● ASSIGNMENT: Transcribe the records in full, keeping every word exactly as given.

● DATA SECTION:
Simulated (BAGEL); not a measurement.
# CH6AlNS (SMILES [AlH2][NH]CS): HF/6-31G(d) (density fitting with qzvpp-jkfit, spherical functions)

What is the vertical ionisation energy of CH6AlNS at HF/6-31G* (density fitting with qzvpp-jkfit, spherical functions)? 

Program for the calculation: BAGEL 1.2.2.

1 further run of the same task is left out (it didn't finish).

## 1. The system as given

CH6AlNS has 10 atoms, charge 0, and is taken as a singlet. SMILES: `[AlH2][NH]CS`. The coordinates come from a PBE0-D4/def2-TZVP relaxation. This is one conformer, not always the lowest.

● WRITTEN SOLUTION:
Simulated (BAGEL); not a measurement.
# CH6AlNS (SMILES [AlH2][NH]CS): HF/6-31G(d) (density fitting with qzvpp-jkfit, spherical functions)

What is the vertical ionisation energy of CH6AlNS at HF/6-31G* (density fitting with qzvpp-jkfit, spherical functions)? 

Program for the calculation: BAGEL 1.2.2.

1 further run of the same task is left out (it didn't finish).

## 1. The system as given

CH6AlNS has 10 atoms, charge 0, and is taken as a singlet. SMILES: `[AlH2][NH]CS`. The coordinates come from a PBE0-D4/def2-TZVP relaxation. This is one conformer, not always the lowest.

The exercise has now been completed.